::: Exercise data
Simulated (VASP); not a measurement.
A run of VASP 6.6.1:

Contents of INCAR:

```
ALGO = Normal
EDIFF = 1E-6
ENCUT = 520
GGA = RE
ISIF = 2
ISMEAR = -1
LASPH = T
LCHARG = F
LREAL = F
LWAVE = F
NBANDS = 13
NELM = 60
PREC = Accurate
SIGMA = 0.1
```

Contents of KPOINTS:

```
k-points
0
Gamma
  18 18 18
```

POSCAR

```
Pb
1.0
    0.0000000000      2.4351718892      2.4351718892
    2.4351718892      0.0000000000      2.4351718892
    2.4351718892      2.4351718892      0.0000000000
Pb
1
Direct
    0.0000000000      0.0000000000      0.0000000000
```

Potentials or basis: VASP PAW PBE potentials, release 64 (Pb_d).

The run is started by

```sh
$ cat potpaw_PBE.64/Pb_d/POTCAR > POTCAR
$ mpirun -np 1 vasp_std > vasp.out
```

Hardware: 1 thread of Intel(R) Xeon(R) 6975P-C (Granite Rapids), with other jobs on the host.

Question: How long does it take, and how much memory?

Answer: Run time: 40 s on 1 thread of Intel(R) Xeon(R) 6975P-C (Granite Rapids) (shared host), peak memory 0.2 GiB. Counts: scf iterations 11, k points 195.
::::::

### Action item
When you reach the line containing "Potentials or basis: VASP" in the data above, start copying exactly, and stop after the line containing "Question: How long".

### Response area
Potentials or basis: VASP PAW PBE potentials, release 64 (Pb_d).

The run is started by

```sh
$ cat potpaw_PBE.64/Pb_d/POTCAR > POTCAR
$ mpirun -np 1 vasp_std > vasp.out
```

Hardware: 1 thread of Intel(R) Xeon(R) 6975P-C (Granite Rapids), with other jobs on the host.

Question: How long does it take, and how much memory?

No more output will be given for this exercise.